Data excerpts:
_ _ _ _ _

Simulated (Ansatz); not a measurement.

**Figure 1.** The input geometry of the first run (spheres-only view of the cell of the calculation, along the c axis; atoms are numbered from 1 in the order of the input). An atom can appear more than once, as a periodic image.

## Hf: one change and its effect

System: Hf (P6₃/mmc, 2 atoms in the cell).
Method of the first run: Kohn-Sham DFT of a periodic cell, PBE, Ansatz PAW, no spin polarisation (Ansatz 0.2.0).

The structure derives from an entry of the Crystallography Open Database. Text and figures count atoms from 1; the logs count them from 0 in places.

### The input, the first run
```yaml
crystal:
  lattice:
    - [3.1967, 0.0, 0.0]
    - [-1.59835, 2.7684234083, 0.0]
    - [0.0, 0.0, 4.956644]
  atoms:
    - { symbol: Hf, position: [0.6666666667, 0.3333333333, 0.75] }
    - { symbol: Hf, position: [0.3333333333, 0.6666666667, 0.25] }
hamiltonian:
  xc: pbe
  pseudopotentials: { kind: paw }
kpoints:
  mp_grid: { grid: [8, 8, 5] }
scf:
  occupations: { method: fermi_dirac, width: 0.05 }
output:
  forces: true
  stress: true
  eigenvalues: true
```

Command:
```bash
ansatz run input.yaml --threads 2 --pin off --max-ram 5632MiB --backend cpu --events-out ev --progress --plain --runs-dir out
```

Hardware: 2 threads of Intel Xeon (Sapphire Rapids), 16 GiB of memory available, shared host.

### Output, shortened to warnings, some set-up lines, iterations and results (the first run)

_ _ _ _ _

Activity: Copy the records above exactly, please, but only from the first line through the line containing "System: Hf (P6₃/mmc, 2 atoms in the cell).".

Solution:
Simulated (Ansatz); not a measurement.

**Figure 1.** The input geometry of the first run (spheres-only view of the cell of the calculation, along the c axis; atoms are numbered from 1 in the order of the input). An atom can appear more than once, as a periodic image.

## Hf: one change and its effect

System: Hf (P6₃/mmc, 2 atoms in the cell).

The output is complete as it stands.